WORK ITEM
Using the entries that follow, write out the line containing "At the start: pressure", the line containing "before and after.", and every line between them, exactly and nothing else.

- - - - - - -

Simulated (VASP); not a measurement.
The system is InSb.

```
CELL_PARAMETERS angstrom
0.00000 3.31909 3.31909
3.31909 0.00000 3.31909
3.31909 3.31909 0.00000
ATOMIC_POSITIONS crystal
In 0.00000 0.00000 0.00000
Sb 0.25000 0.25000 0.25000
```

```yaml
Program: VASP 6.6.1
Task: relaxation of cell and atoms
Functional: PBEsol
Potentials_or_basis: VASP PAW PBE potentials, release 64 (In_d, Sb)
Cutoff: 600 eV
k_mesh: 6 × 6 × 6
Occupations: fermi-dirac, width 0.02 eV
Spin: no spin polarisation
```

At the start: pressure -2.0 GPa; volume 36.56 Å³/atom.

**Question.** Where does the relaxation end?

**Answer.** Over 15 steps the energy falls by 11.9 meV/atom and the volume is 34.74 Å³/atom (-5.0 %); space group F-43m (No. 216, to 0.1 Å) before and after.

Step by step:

- - - - - - -

TASK RESULT
At the start: pressure -2.0 GPa; volume 36.56 Å³/atom.

**Question.** Where does the relaxation end?

**Answer.** Over 15 steps the energy falls by 11.9 meV/atom and the volume is 34.74 Å³/atom (-5.0 %); space group F-43m (No. 216, to 0.1 Å) before and after.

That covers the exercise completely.